ACTION ITEM >> Transcribe the records below exactly, from their first line through the line containing "## Step 1: Starting point". Omit every line after it.

RECORDED INFORMATION >>
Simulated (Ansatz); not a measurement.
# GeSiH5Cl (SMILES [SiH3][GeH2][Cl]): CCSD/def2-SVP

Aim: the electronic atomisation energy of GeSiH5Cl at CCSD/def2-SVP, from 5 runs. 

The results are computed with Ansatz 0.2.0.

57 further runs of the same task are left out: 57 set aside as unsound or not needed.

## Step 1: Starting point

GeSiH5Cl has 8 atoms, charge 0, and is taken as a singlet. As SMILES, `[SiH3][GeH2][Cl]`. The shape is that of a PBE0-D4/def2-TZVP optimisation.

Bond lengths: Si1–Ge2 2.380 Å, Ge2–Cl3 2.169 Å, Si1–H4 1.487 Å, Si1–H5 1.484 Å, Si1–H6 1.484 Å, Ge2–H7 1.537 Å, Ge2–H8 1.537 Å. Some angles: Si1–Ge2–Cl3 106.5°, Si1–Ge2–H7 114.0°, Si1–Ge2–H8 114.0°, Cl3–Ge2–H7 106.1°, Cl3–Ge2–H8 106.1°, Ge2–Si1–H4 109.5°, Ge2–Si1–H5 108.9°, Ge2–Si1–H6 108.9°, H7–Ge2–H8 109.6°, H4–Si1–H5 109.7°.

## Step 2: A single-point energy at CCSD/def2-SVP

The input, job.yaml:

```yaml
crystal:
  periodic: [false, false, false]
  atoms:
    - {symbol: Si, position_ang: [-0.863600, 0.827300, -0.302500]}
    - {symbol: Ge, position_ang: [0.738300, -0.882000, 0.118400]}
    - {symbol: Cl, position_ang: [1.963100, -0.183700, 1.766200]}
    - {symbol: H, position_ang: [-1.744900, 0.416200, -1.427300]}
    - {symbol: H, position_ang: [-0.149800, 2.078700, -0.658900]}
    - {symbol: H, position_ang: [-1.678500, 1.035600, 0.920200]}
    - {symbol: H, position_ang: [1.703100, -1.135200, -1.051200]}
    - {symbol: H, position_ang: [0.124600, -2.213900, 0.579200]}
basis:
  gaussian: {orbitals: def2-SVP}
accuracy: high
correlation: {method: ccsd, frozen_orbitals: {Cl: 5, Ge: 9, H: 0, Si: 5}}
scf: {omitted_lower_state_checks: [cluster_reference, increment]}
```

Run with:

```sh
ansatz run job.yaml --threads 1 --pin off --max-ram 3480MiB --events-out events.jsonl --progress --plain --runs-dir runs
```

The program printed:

RESPONSE BOX >>
Simulated (Ansatz); not a measurement.
# GeSiH5Cl (SMILES [SiH3][GeH2][Cl]): CCSD/def2-SVP

Aim: the electronic atomisation energy of GeSiH5Cl at CCSD/def2-SVP, from 5 runs. 

The results are computed with Ansatz 0.2.0.

57 further runs of the same task are left out: 57 set aside as unsound or not needed.

## Step 1: Starting point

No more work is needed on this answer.